----------------------------------------

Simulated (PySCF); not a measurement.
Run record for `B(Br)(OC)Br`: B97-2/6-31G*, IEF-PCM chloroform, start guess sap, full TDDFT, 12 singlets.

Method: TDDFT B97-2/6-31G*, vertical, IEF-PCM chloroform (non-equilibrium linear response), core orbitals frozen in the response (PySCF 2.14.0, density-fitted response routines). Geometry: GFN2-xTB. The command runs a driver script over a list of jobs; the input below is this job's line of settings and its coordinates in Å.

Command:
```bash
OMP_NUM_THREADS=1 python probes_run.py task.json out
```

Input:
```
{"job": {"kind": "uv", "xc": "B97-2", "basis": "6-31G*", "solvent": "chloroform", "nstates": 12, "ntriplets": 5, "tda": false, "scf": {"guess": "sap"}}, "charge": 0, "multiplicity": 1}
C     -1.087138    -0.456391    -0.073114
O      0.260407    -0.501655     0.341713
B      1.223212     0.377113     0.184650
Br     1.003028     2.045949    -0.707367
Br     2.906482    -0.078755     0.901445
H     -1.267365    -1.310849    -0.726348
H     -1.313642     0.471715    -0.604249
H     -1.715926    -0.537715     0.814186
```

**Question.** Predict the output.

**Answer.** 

----------------------------------------

(WORK ITEM) The reply should hold only the lines from the first line of the listing above through the line with "Predict the output.", each copied exactly.

(YOUR SOLUTION)
Simulated (PySCF); not a measurement.
Run record for `B(Br)(OC)Br`: B97-2/6-31G*, IEF-PCM chloroform, start guess sap, full TDDFT, 12 singlets.

Method: TDDFT B97-2/6-31G*, vertical, IEF-PCM chloroform (non-equilibrium linear response), core orbitals frozen in the response (PySCF 2.14.0, density-fitted response routines). Geometry: GFN2-xTB. The command runs a driver script over a list of jobs; the input below is this job's line of settings and its coordinates in Å.

Command:
```bash
OMP_NUM_THREADS=1 python probes_run.py task.json out
```

Input:
```
{"job": {"kind": "uv", "xc": "B97-2", "basis": "6-31G*", "solvent": "chloroform", "nstates": 12, "ntriplets": 5, "tda": false, "scf": {"guess": "sap"}}, "charge": 0, "multiplicity": 1}
C     -1.087138    -0.456391    -0.073114
O      0.260407    -0.501655     0.341713
B      1.223212     0.377113     0.184650
Br     1.003028     2.045949    -0.707367
Br     2.906482    -0.078755     0.901445
H     -1.267365    -1.310849    -0.726348
H     -1.313642     0.471715    -0.604249
H     -1.715926    -0.537715     0.814186
```

**Question.** Predict the output.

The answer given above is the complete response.